RECORD SET Start Marker

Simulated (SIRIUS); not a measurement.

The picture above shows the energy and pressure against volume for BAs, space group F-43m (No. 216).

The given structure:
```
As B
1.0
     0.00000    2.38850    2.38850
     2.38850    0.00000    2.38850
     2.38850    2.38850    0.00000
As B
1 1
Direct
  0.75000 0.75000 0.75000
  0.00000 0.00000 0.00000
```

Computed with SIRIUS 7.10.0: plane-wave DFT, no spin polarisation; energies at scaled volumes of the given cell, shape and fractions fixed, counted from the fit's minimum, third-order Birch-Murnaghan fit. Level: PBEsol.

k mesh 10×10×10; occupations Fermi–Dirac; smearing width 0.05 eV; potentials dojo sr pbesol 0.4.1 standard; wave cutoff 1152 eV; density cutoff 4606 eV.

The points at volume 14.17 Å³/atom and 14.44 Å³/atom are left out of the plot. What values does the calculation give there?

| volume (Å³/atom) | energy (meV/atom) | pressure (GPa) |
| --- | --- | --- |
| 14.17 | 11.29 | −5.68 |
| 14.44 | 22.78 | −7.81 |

RECORD SET End Marker

» **WORK TASK**
The reply should hold only the lines from the top of the records through the line that has "The points at", each one exact.

» **EXPECTED ANSWER**
Simulated (SIRIUS); not a measurement.

The picture above shows the energy and pressure against volume for BAs, space group F-43m (No. 216).

The given structure:
```
As B
1.0
     0.00000    2.38850    2.38850
     2.38850    0.00000    2.38850
     2.38850    2.38850    0.00000
As B
1 1
Direct
  0.75000 0.75000 0.75000
  0.00000 0.00000 0.00000
```

Computed with SIRIUS 7.10.0: plane-wave DFT, no spin polarisation; energies at scaled volumes of the given cell, shape and fractions fixed, counted from the fit's minimum, third-order Birch-Murnaghan fit. Level: PBEsol.

k mesh 10×10×10; occupations Fermi–Dirac; smearing width 0.05 eV; potentials dojo sr pbesol 0.4.1 standard; wave cutoff 1152 eV; density cutoff 4606 eV.

The points at volume 14.17 Å³/atom and 14.44 Å³/atom are left out of the plot. What values does the calculation give there?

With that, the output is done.